**Task item**. A word-for-word restatement of the whole listing is the expected answer.

**Supplied material**.
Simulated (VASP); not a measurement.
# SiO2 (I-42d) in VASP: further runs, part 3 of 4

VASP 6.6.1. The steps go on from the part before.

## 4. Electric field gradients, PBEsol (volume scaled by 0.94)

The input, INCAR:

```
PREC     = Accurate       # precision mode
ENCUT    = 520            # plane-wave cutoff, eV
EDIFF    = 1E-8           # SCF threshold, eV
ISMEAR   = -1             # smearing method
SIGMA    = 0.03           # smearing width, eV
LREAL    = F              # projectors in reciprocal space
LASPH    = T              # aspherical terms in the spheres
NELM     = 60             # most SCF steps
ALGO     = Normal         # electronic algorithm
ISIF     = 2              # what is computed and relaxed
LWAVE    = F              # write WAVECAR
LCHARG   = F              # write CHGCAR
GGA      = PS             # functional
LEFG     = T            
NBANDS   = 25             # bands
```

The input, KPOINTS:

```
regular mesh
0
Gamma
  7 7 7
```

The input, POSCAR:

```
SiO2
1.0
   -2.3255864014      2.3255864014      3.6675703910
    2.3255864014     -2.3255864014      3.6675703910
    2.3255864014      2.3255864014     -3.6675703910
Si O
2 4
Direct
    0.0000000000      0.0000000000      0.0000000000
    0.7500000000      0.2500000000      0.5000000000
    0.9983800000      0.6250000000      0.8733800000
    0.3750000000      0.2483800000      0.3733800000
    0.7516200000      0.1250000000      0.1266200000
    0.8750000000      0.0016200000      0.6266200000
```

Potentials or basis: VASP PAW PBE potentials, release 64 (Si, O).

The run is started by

**Exercise solution**.
Simulated (VASP); not a measurement.
# SiO2 (I-42d) in VASP: further runs, part 3 of 4

VASP 6.6.1. The steps go on from the part before.

## 4. Electric field gradients, PBEsol (volume scaled by 0.94)

The input, INCAR:

```
PREC     = Accurate       # precision mode
ENCUT    = 520            # plane-wave cutoff, eV
EDIFF    = 1E-8           # SCF threshold, eV
ISMEAR   = -1             # smearing method
SIGMA    = 0.03           # smearing width, eV
LREAL    = F              # projectors in reciprocal space
LASPH    = T              # aspherical terms in the spheres
NELM     = 60             # most SCF steps
ALGO     = Normal         # electronic algorithm
ISIF     = 2              # what is computed and relaxed
LWAVE    = F              # write WAVECAR
LCHARG   = F              # write CHGCAR
GGA      = PS             # functional
LEFG     = T            
NBANDS   = 25             # bands
```

The input, KPOINTS:

```
regular mesh
0
Gamma
  7 7 7
```

The input, POSCAR:

```
SiO2
1.0
   -2.3255864014      2.3255864014      3.6675703910
    2.3255864014     -2.3255864014      3.6675703910
    2.3255864014      2.3255864014     -3.6675703910
Si O
2 4
Direct
    0.0000000000      0.0000000000      0.0000000000
    0.7500000000      0.2500000000      0.5000000000
    0.9983800000      0.6250000000      0.8733800000
    0.3750000000      0.2483800000      0.3733800000
    0.7516200000      0.1250000000      0.1266200000
    0.8750000000      0.0016200000      0.6266200000
```

Potentials or basis: VASP PAW PBE potentials, release 64 (Si, O).

The run is started by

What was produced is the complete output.